:: Given records ::
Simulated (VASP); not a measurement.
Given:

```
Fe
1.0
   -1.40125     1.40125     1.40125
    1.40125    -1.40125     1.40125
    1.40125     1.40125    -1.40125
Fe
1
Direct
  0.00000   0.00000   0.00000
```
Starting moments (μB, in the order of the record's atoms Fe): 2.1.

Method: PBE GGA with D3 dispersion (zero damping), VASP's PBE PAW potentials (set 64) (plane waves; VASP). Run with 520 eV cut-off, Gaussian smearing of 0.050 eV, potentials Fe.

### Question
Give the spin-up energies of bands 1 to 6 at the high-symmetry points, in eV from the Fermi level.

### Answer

:: Work item ::
Print the material verbatim, all of it.

:: Task solution ::
Simulated (VASP); not a measurement.
Given:

```
Fe
1.0
   -1.40125     1.40125     1.40125
    1.40125    -1.40125     1.40125
    1.40125     1.40125    -1.40125
Fe
1
Direct
  0.00000   0.00000   0.00000
```
Starting moments (μB, in the order of the record's atoms Fe): 2.1.

Method: PBE GGA with D3 dispersion (zero damping), VASP's PBE PAW potentials (set 64) (plane waves; VASP). Run with 520 eV cut-off, Gaussian smearing of 0.050 eV, potentials Fe.

### Question
Give the spin-up energies of bands 1 to 6 at the high-symmetry points, in eV from the Fermi level.

### Answer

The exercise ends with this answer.